The lines to repeat are those below from the one containing "Si 0.357 43.393 -0.006 0.15 -0.287 0.433" down to the one containing "Si -0.664 54.686 0.247 0.409 -0.268 0.539", both included; reproduce them exactly and nothing else.

========

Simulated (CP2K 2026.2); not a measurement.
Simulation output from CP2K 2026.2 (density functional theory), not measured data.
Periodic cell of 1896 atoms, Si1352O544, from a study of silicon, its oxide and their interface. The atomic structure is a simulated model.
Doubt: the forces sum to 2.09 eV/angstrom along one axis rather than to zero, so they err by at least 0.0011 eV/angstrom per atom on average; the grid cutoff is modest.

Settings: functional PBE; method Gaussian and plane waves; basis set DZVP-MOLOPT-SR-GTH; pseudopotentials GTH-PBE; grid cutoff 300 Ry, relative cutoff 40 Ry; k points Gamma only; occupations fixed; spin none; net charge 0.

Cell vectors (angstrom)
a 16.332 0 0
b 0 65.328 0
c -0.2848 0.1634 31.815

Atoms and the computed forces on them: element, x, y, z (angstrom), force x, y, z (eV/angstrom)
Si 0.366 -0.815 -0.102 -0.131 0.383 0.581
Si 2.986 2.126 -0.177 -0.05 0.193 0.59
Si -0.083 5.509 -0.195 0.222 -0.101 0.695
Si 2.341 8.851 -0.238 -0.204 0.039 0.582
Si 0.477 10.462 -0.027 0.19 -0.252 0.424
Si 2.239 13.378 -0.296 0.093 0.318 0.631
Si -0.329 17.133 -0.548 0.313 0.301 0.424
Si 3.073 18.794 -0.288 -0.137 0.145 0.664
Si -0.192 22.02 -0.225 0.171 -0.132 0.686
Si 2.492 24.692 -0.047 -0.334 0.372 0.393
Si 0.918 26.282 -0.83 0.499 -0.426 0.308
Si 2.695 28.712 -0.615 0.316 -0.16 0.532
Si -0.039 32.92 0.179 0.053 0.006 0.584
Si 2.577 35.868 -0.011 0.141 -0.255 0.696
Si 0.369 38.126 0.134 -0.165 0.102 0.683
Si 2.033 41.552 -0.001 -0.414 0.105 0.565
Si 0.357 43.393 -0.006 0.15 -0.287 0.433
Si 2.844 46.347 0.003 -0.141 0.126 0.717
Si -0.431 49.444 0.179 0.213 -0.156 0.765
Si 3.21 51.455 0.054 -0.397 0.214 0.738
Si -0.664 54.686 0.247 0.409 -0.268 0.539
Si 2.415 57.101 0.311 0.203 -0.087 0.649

========

Exercise solution
Si 0.357 43.393 -0.006 0.15 -0.287 0.433
Si 2.844 46.347 0.003 -0.141 0.126 0.717
Si -0.431 49.444 0.179 0.213 -0.156 0.765
Si 3.21 51.455 0.054 -0.397 0.214 0.738
Si -0.664 54.686 0.247 0.409 -0.268 0.539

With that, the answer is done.